**Dataset excerpts**
┄┄┄┄┄┄┄┄┄┄

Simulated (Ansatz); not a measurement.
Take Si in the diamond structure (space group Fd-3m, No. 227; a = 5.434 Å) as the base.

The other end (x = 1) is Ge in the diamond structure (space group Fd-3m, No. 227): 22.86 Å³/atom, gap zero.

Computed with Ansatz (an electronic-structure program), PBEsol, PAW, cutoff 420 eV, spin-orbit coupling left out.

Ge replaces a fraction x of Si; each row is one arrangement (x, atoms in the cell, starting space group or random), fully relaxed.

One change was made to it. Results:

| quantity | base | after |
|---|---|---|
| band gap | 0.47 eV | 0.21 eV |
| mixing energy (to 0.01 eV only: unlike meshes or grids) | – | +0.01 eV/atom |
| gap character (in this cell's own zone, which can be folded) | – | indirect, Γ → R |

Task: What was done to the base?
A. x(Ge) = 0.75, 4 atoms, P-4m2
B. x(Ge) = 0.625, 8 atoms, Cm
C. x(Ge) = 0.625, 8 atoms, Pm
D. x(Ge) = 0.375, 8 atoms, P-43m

┄┄┄┄┄┄┄┄┄┄

**Work task**
Your answer should consist of the lines from the line with "Take Si in the" to the line with "C. x(Ge) = 0.625, 8 atoms, Pm" above, repeated exactly, both ends included.

**Answer space**
Take Si in the diamond structure (space group Fd-3m, No. 227; a = 5.434 Å) as the base.

The other end (x = 1) is Ge in the diamond structure (space group Fd-3m, No. 227): 22.86 Å³/atom, gap zero.

Computed with Ansatz (an electronic-structure program), PBEsol, PAW, cutoff 420 eV, spin-orbit coupling left out.

Ge replaces a fraction x of Si; each row is one arrangement (x, atoms in the cell, starting space group or random), fully relaxed.

One change was made to it. Results:

| quantity | base | after |
|---|---|---|
| band gap | 0.47 eV | 0.21 eV |
| mixing energy (to 0.01 eV only: unlike meshes or grids) | – | +0.01 eV/atom |
| gap character (in this cell's own zone, which can be folded) | – | indirect, Γ → R |

Task: What was done to the base?
A. x(Ge) = 0.75, 4 atoms, P-4m2
B. x(Ge) = 0.625, 8 atoms, Cm
C. x(Ge) = 0.625, 8 atoms, Pm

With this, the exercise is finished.